▶ _Task item_:
Only the lines from the top of the data through the line containing "The volume is" should be duplicated, exactly as they appear.

[[ Given records, beginning ]]

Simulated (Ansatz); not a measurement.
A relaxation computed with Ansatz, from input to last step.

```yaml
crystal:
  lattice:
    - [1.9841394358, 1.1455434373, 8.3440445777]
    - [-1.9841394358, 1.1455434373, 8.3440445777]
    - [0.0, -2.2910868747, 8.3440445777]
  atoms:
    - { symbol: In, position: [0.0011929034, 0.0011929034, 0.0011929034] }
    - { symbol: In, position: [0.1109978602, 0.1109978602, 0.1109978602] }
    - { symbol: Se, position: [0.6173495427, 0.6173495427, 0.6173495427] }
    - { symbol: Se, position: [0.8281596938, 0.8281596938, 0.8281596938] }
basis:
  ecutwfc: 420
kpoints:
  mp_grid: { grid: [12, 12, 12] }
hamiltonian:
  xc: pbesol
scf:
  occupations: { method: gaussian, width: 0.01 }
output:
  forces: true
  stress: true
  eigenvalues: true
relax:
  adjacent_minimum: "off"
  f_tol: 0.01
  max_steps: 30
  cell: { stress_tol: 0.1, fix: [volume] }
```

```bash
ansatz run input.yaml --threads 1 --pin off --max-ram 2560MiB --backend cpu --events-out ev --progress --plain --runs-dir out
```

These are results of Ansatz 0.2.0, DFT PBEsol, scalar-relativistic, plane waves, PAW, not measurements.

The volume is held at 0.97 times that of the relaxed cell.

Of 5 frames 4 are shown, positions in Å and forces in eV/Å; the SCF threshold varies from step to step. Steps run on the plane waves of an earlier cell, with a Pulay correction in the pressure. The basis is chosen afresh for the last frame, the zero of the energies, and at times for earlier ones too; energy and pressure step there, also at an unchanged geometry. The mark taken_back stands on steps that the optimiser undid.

[[ Given records, end ]]

▶ _Written solution_:
Simulated (Ansatz); not a measurement.
A relaxation computed with Ansatz, from input to last step.

```yaml
crystal:
  lattice:
    - [1.9841394358, 1.1455434373, 8.3440445777]
    - [-1.9841394358, 1.1455434373, 8.3440445777]
    - [0.0, -2.2910868747, 8.3440445777]
  atoms:
    - { symbol: In, position: [0.0011929034, 0.0011929034, 0.0011929034] }
    - { symbol: In, position: [0.1109978602, 0.1109978602, 0.1109978602] }
    - { symbol: Se, position: [0.6173495427, 0.6173495427, 0.6173495427] }
    - { symbol: Se, position: [0.8281596938, 0.8281596938, 0.8281596938] }
basis:
  ecutwfc: 420
kpoints:
  mp_grid: { grid: [12, 12, 12] }
hamiltonian:
  xc: pbesol
scf:
  occupations: { method: gaussian, width: 0.01 }
output:
  forces: true
  stress: true
  eigenvalues: true
relax:
  adjacent_minimum: "off"
  f_tol: 0.01
  max_steps: 30
  cell: { stress_tol: 0.1, fix: [volume] }
```

```bash
ansatz run input.yaml --threads 1 --pin off --max-ram 2560MiB --backend cpu --events-out ev --progress --plain --runs-dir out
```

These are results of Ansatz 0.2.0, DFT PBEsol, scalar-relativistic, plane waves, PAW, not measurements.

The volume is held at 0.97 times that of the relaxed cell.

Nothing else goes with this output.